The data:
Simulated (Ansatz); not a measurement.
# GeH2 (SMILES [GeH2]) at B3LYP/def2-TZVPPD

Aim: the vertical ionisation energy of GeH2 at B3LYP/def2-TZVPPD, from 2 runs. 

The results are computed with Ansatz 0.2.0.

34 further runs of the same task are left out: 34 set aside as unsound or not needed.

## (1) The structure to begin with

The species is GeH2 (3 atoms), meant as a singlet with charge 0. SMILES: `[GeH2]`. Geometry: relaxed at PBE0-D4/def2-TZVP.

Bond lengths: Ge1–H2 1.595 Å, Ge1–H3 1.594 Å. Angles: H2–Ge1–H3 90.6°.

Required action:
The full listing above is to be given again exactly.

Written reply:
Simulated (Ansatz); not a measurement.
# GeH2 (SMILES [GeH2]) at B3LYP/def2-TZVPPD

Aim: the vertical ionisation energy of GeH2 at B3LYP/def2-TZVPPD, from 2 runs. 

The results are computed with Ansatz 0.2.0.

34 further runs of the same task are left out: 34 set aside as unsound or not needed.

## (1) The structure to begin with

The species is GeH2 (3 atoms), meant as a singlet with charge 0. SMILES: `[GeH2]`. Geometry: relaxed at PBE0-D4/def2-TZVP.

Bond lengths: Ge1–H2 1.595 Å, Ge1–H3 1.594 Å. Angles: H2–Ge1–H3 90.6°.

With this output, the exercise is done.